## Data provided
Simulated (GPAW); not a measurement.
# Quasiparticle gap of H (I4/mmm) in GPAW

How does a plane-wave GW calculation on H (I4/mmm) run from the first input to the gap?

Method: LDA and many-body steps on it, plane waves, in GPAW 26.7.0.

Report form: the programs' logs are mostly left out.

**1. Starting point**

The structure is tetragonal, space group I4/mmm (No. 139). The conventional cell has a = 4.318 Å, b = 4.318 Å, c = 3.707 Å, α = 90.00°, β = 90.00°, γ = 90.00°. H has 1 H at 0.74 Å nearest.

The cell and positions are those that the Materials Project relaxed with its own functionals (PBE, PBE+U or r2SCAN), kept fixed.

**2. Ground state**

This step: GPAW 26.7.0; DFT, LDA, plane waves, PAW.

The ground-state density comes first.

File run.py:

## Exercise
Nothing should appear in the answer except the lines above from the line with "How does a plane-wave" through the line with "The ground-state density comes first.", both included, written out exactly.

## Written reply
How does a plane-wave GW calculation on H (I4/mmm) run from the first input to the gap?

Method: LDA and many-body steps on it, plane waves, in GPAW 26.7.0.

Report form: the programs' logs are mostly left out.

**1. Starting point**

The structure is tetragonal, space group I4/mmm (No. 139). The conventional cell has a = 4.318 Å, b = 4.318 Å, c = 3.707 Å, α = 90.00°, β = 90.00°, γ = 90.00°. H has 1 H at 0.74 Å nearest.

The cell and positions are those that the Materials Project relaxed with its own functionals (PBE, PBE+U or r2SCAN), kept fixed.

**2. Ground state**

This step: GPAW 26.7.0; DFT, LDA, plane waves, PAW.

The ground-state density comes first.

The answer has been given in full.